Task item:
Return exactly the listing's lines, from its first line to the line holding "A core-ionisation job", ends included.

Information shown:
=== Begin Enclosure ===
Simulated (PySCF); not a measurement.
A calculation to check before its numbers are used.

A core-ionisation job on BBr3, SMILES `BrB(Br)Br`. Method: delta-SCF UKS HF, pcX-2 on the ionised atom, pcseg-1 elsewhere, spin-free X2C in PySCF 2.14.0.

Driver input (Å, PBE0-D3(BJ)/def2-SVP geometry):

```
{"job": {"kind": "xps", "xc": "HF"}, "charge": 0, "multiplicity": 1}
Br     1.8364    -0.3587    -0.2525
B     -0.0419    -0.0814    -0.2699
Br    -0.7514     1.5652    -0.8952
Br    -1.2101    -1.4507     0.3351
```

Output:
=== End Enclosure ===

Answer area:
Simulated (PySCF); not a measurement.
A calculation to check before its numbers are used.

A core-ionisation job on BBr3, SMILES `BrB(Br)Br`. Method: delta-SCF UKS HF, pcX-2 on the ionised atom, pcseg-1 elsewhere, spin-free X2C in PySCF 2.14.0.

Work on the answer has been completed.